> Input data
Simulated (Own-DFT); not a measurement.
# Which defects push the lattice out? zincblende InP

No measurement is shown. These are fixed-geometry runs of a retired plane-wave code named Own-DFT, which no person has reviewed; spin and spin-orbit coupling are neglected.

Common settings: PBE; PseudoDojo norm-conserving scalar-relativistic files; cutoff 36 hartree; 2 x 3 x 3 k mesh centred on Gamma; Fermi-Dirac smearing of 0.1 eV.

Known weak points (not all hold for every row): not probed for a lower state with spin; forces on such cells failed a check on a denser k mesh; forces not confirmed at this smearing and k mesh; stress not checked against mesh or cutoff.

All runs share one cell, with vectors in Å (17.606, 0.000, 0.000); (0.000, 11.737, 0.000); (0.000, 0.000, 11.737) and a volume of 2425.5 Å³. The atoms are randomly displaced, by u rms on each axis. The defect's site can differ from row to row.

> Work item
Copy out the records once more, exactly as they are written.

> Your response
Simulated (Own-DFT); not a measurement.
# Which defects push the lattice out? zincblende InP

No measurement is shown. These are fixed-geometry runs of a retired plane-wave code named Own-DFT, which no person has reviewed; spin and spin-orbit coupling are neglected.

Common settings: PBE; PseudoDojo norm-conserving scalar-relativistic files; cutoff 36 hartree; 2 x 3 x 3 k mesh centred on Gamma; Fermi-Dirac smearing of 0.1 eV.

Known weak points (not all hold for every row): not probed for a lower state with spin; forces on such cells failed a check on a denser k mesh; forces not confirmed at this smearing and k mesh; stress not checked against mesh or cutoff.

All runs share one cell, with vectors in Å (17.606, 0.000, 0.000); (0.000, 11.737, 0.000); (0.000, 0.000, 11.737) and a volume of 2425.5 Å³. The atoms are randomly displaced, by u rms on each axis. The defect's site can differ from row to row.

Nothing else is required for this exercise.